_Data for review_.
---+---
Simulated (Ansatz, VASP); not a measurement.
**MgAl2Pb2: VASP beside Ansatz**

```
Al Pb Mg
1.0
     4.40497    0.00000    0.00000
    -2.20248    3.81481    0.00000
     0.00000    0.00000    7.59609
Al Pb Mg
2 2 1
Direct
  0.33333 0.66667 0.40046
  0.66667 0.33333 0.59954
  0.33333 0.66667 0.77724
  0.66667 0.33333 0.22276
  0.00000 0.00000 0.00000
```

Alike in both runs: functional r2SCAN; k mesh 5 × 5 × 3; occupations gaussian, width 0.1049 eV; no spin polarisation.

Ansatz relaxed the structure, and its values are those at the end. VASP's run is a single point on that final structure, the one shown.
---+---

_Exercise_.
Keep the wording exact. Give all of the records again.

_Problem solution_.
Simulated (Ansatz, VASP); not a measurement.
**MgAl2Pb2: VASP beside Ansatz**

```
Al Pb Mg
1.0
     4.40497    0.00000    0.00000
    -2.20248    3.81481    0.00000
     0.00000    0.00000    7.59609
Al Pb Mg
2 2 1
Direct
  0.33333 0.66667 0.40046
  0.66667 0.33333 0.59954
  0.33333 0.66667 0.77724
  0.66667 0.33333 0.22276
  0.00000 0.00000 0.00000
```

Alike in both runs: functional r2SCAN; k mesh 5 × 5 × 3; occupations gaussian, width 0.1049 eV; no spin polarisation.

Ansatz relaxed the structure, and its values are those at the end. VASP's run is a single point on that final structure, the one shown.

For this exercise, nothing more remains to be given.